Action item:
Your answer must be every record below, written out exactly as it appears.

Study material: Begin

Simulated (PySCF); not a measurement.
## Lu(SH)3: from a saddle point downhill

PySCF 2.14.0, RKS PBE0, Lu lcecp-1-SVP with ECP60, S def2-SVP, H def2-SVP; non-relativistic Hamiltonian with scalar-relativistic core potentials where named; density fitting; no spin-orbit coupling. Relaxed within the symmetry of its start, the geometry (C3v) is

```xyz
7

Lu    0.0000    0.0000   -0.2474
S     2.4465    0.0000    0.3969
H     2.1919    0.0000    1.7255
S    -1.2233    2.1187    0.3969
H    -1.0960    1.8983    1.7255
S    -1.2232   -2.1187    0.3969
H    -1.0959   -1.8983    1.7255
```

Study material: End

Exercise result:
Simulated (PySCF); not a measurement.
## Lu(SH)3: from a saddle point downhill

PySCF 2.14.0, RKS PBE0, Lu lcecp-1-SVP with ECP60, S def2-SVP, H def2-SVP; non-relativistic Hamiltonian with scalar-relativistic core potentials where named; density fitting; no spin-orbit coupling. Relaxed within the symmetry of its start, the geometry (C3v) is

```xyz
7

Lu    0.0000    0.0000   -0.2474
S     2.4465    0.0000    0.3969
H     2.1919    0.0000    1.7255
S    -1.2233    2.1187    0.3969
H    -1.0960    1.8983    1.7255
S    -1.2232   -2.1187    0.3969
H    -1.0959   -1.8983    1.7255
```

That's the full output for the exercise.